▶ Data records
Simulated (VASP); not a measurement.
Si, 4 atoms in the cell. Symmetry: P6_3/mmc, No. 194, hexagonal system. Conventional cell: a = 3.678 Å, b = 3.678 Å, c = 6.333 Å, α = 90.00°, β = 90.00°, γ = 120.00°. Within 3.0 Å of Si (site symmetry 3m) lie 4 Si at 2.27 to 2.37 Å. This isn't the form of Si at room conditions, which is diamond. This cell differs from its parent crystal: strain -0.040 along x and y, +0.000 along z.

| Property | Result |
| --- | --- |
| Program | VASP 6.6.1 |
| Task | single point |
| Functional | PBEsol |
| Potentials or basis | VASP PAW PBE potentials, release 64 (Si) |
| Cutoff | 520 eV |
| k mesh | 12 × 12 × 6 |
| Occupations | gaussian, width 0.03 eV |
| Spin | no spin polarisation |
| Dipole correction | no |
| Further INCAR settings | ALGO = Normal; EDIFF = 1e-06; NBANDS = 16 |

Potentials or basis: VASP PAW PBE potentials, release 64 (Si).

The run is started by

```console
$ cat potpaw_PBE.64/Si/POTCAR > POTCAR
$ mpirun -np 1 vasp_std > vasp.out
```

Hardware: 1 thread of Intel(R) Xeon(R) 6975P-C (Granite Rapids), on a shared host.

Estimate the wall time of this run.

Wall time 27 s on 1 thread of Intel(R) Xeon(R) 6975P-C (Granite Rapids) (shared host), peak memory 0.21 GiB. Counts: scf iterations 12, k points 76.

▶ Work instruction
Begin at the first line of the material above. Transcribe each line exactly, ending with the line that contains "Estimate the wall time of this run.".

▶ Response area
Simulated (VASP); not a measurement.
Si, 4 atoms in the cell. Symmetry: P6_3/mmc, No. 194, hexagonal system. Conventional cell: a = 3.678 Å, b = 3.678 Å, c = 6.333 Å, α = 90.00°, β = 90.00°, γ = 120.00°. Within 3.0 Å of Si (site symmetry 3m) lie 4 Si at 2.27 to 2.37 Å. This isn't the form of Si at room conditions, which is diamond. This cell differs from its parent crystal: strain -0.040 along x and y, +0.000 along z.

| Property | Result |
| --- | --- |
| Program | VASP 6.6.1 |
| Task | single point |
| Functional | PBEsol |
| Potentials or basis | VASP PAW PBE potentials, release 64 (Si) |
| Cutoff | 520 eV |
| k mesh | 12 × 12 × 6 |
| Occupations | gaussian, width 0.03 eV |
| Spin | no spin polarisation |
| Dipole correction | no |
| Further INCAR settings | ALGO = Normal; EDIFF = 1e-06; NBANDS = 16 |

Potentials or basis: VASP PAW PBE potentials, release 64 (Si).

The run is started by

```console
$ cat potpaw_PBE.64/Si/POTCAR > POTCAR
$ mpirun -np 1 vasp_std > vasp.out
```

Hardware: 1 thread of Intel(R) Xeon(R) 6975P-C (Granite Rapids), on a shared host.

Estimate the wall time of this run.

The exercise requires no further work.